____________

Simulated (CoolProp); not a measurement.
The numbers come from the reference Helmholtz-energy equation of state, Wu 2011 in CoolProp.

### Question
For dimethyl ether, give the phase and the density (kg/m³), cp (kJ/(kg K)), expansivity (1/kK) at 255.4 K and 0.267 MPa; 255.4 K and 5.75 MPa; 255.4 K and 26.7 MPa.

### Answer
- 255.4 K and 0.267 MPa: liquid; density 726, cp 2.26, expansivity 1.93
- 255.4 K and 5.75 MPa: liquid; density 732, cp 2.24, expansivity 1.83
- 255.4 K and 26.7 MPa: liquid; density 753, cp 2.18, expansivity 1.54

____________

**Work order:**
Transcribe the records above from the line holding "For dimethyl ether, give" down to the line holding "- 255.4 K and 5.75", inclusive, without adding anything.

**Task output:**
For dimethyl ether, give the phase and the density (kg/m³), cp (kJ/(kg K)), expansivity (1/kK) at 255.4 K and 0.267 MPa; 255.4 K and 5.75 MPa; 255.4 K and 26.7 MPa.

### Answer
- 255.4 K and 0.267 MPa: liquid; density 726, cp 2.26, expansivity 1.93
- 255.4 K and 5.75 MPa: liquid; density 732, cp 2.24, expansivity 1.83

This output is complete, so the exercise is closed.